**MATERIAL PROVIDED**
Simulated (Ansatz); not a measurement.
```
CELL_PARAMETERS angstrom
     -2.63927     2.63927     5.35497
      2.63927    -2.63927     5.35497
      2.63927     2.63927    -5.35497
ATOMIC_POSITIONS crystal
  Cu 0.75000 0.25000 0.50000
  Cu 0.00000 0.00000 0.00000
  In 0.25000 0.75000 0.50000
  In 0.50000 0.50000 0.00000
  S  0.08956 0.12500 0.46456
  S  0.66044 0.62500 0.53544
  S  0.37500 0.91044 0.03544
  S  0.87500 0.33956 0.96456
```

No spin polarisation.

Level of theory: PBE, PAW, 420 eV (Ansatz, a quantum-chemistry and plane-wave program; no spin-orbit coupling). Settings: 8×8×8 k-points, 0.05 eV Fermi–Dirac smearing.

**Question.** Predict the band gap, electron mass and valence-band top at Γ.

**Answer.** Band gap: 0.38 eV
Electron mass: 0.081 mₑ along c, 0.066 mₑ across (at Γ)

**ASSIGNMENT**
Return a word-for-word copy of the lines from the beginning of the listing to the line holding "No spin polarisation.", both kept.

**SOLUTION**
Simulated (Ansatz); not a measurement.
```
CELL_PARAMETERS angstrom
     -2.63927     2.63927     5.35497
      2.63927    -2.63927     5.35497
      2.63927     2.63927    -5.35497
ATOMIC_POSITIONS crystal
  Cu 0.75000 0.25000 0.50000
  Cu 0.00000 0.00000 0.00000
  In 0.25000 0.75000 0.50000
  In 0.50000 0.50000 0.00000
  S  0.08956 0.12500 0.46456
  S  0.66044 0.62500 0.53544
  S  0.37500 0.91044 0.03544
  S  0.87500 0.33956 0.96456
```

No spin polarisation.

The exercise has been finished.